__Record extracts__.
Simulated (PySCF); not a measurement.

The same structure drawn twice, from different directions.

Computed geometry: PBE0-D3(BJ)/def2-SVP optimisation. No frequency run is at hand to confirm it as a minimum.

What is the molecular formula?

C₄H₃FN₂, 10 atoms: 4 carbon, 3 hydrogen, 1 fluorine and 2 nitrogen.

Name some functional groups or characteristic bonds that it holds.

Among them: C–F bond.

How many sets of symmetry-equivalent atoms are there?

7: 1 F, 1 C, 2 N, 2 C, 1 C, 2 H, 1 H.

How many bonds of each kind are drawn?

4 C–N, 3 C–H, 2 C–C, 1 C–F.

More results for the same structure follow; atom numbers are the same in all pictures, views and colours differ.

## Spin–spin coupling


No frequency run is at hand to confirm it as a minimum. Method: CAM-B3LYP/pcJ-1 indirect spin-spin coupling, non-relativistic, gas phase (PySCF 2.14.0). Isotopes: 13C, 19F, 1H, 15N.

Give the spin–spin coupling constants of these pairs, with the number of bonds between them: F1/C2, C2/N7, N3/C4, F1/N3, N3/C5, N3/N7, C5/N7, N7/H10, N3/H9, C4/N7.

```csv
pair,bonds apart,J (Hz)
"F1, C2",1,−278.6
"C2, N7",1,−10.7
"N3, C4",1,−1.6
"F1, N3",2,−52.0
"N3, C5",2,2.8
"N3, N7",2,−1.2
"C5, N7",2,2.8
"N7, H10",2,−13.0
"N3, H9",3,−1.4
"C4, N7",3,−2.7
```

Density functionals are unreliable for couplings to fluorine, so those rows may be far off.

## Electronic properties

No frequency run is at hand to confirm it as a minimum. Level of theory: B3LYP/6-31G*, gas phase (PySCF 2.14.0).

__Activity__.
Output each record exactly as it appears in the listing.

__Task answer__.
Simulated (PySCF); not a measurement.

The same structure drawn twice, from different directions.

Computed geometry: PBE0-D3(BJ)/def2-SVP optimisation. No frequency run is at hand to confirm it as a minimum.

What is the molecular formula?

C₄H₃FN₂, 10 atoms: 4 carbon, 3 hydrogen, 1 fluorine and 2 nitrogen.

Name some functional groups or characteristic bonds that it holds.

Among them: C–F bond.

How many sets of symmetry-equivalent atoms are there?

7: 1 F, 1 C, 2 N, 2 C, 1 C, 2 H, 1 H.

How many bonds of each kind are drawn?

4 C–N, 3 C–H, 2 C–C, 1 C–F.

More results for the same structure follow; atom numbers are the same in all pictures, views and colours differ.

## Spin–spin coupling


No frequency run is at hand to confirm it as a minimum. Method: CAM-B3LYP/pcJ-1 indirect spin-spin coupling, non-relativistic, gas phase (PySCF 2.14.0). Isotopes: 13C, 19F, 1H, 15N.

Give the spin–spin coupling constants of these pairs, with the number of bonds between them: F1/C2, C2/N7, N3/C4, F1/N3, N3/C5, N3/N7, C5/N7, N7/H10, N3/H9, C4/N7.

```csv
pair,bonds apart,J (Hz)
"F1, C2",1,−278.6
"C2, N7",1,−10.7
"N3, C4",1,−1.6
"F1, N3",2,−52.0
"N3, C5",2,2.8
"N3, N7",2,−1.2
"C5, N7",2,2.8
"N7, H10",2,−13.0
"N3, H9",3,−1.4
"C4, N7",3,−2.7
```

Density functionals are unreliable for couplings to fluorine, so those rows may be far off.

## Electronic properties

No frequency run is at hand to confirm it as a minimum. Level of theory: B3LYP/6-31G*, gas phase (PySCF 2.14.0).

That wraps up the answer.